Retype every entry below without any change.

Data records Block Start
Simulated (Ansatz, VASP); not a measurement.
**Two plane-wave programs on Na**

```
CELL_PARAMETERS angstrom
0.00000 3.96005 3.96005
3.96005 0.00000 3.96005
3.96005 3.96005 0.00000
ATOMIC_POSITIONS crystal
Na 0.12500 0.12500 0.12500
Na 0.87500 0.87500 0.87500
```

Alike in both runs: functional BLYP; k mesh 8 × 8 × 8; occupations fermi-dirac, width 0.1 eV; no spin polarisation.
Data records Block End

Task result:
Simulated (Ansatz, VASP); not a measurement.
**Two plane-wave programs on Na**

```
CELL_PARAMETERS angstrom
0.00000 3.96005 3.96005
3.96005 0.00000 3.96005
3.96005 3.96005 0.00000
ATOMIC_POSITIONS crystal
Na 0.12500 0.12500 0.12500
Na 0.87500 0.87500 0.87500
```

Alike in both runs: functional BLYP; k mesh 8 × 8 × 8; occupations fermi-dirac, width 0.1 eV; no spin polarisation.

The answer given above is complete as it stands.